Requirement: Produce all the records again exactly as they stand.

########

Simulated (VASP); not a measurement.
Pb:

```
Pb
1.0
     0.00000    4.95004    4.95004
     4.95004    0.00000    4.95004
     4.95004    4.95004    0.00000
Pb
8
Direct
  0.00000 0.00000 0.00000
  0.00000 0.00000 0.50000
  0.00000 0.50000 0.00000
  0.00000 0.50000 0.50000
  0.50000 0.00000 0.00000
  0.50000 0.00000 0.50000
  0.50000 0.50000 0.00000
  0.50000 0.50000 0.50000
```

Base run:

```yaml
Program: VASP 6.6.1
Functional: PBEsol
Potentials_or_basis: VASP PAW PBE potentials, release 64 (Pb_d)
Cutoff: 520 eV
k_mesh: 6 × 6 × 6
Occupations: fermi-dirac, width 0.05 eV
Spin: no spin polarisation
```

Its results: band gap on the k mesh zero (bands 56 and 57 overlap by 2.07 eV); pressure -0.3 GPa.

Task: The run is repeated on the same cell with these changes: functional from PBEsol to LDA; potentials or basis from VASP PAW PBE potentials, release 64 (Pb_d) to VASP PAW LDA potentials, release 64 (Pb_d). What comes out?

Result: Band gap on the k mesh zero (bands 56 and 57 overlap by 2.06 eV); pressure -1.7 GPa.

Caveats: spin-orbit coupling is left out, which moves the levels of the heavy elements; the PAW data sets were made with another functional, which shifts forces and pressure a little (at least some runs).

########

Written answer:
Simulated (VASP); not a measurement.
Pb:

```
Pb
1.0
     0.00000    4.95004    4.95004
     4.95004    0.00000    4.95004
     4.95004    4.95004    0.00000
Pb
8
Direct
  0.00000 0.00000 0.00000
  0.00000 0.00000 0.50000
  0.00000 0.50000 0.00000
  0.00000 0.50000 0.50000
  0.50000 0.00000 0.00000
  0.50000 0.00000 0.50000
  0.50000 0.50000 0.00000
  0.50000 0.50000 0.50000
```

Base run:

```yaml
Program: VASP 6.6.1
Functional: PBEsol
Potentials_or_basis: VASP PAW PBE potentials, release 64 (Pb_d)
Cutoff: 520 eV
k_mesh: 6 × 6 × 6
Occupations: fermi-dirac, width 0.05 eV
Spin: no spin polarisation
```

Its results: band gap on the k mesh zero (bands 56 and 57 overlap by 2.07 eV); pressure -0.3 GPa.

Task: The run is repeated on the same cell with these changes: functional from PBEsol to LDA; potentials or basis from VASP PAW PBE potentials, release 64 (Pb_d) to VASP PAW LDA potentials, release 64 (Pb_d). What comes out?

Result: Band gap on the k mesh zero (bands 56 and 57 overlap by 2.06 eV); pressure -1.7 GPa.

Caveats: spin-orbit coupling is left out, which moves the levels of the heavy elements; the PAW data sets were made with another functional, which shifts forces and pressure a little (at least some runs).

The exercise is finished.